Supplied entries section start

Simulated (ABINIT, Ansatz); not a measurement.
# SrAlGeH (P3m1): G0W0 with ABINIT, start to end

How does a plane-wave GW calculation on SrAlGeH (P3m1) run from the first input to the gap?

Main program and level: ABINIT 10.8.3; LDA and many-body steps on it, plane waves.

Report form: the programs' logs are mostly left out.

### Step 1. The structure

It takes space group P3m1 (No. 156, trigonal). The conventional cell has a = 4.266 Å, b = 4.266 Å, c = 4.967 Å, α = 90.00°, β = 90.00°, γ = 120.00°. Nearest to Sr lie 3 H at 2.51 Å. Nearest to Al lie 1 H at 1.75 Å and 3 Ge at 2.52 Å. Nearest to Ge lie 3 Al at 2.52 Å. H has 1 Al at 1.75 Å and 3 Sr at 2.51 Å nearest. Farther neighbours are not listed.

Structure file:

Supplied entries section end

• _Brief_
Give back exactly the lines of the listing above, starting with its first line and ending with the line that holds "It takes space".

• _Written answer_
Simulated (ABINIT, Ansatz); not a measurement.
# SrAlGeH (P3m1): G0W0 with ABINIT, start to end

How does a plane-wave GW calculation on SrAlGeH (P3m1) run from the first input to the gap?

Main program and level: ABINIT 10.8.3; LDA and many-body steps on it, plane waves.

Report form: the programs' logs are mostly left out.

### Step 1. The structure

It takes space group P3m1 (No. 156, trigonal). The conventional cell has a = 4.266 Å, b = 4.266 Å, c = 4.967 Å, α = 90.00°, β = 90.00°, γ = 120.00°. Nearest to Sr lie 3 H at 2.51 Å. Nearest to Al lie 1 H at 1.75 Å and 3 Ge at 2.52 Å. Nearest to Ge lie 3 Al at 2.52 Å. H has 1 Al at 1.75 Å and 3 Sr at 2.51 Å nearest. Farther neighbours are not listed.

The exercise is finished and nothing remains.